─── Record extracts

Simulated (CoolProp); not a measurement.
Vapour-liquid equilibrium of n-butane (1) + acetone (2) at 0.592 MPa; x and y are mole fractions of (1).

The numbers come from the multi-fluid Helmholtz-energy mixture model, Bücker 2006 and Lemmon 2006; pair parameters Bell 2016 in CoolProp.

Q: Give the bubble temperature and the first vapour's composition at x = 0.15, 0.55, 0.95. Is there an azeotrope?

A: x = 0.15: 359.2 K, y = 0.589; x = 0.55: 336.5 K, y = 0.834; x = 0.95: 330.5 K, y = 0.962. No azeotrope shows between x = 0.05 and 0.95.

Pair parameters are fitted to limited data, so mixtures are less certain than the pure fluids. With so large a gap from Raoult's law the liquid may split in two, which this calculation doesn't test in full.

──────

§ **Work order**
Print out each line of the data exactly.

§ **Task solution**
Simulated (CoolProp); not a measurement.
Vapour-liquid equilibrium of n-butane (1) + acetone (2) at 0.592 MPa; x and y are mole fractions of (1).

The numbers come from the multi-fluid Helmholtz-energy mixture model, Bücker 2006 and Lemmon 2006; pair parameters Bell 2016 in CoolProp.

Q: Give the bubble temperature and the first vapour's composition at x = 0.15, 0.55, 0.95. Is there an azeotrope?

A: x = 0.15: 359.2 K, y = 0.589; x = 0.55: 336.5 K, y = 0.834; x = 0.95: 330.5 K, y = 0.962. No azeotrope shows between x = 0.05 and 0.95.

Pair parameters are fitted to limited data, so mixtures are less certain than the pure fluids. With so large a gap from Raoult's law the liquid may split in two, which this calculation doesn't test in full.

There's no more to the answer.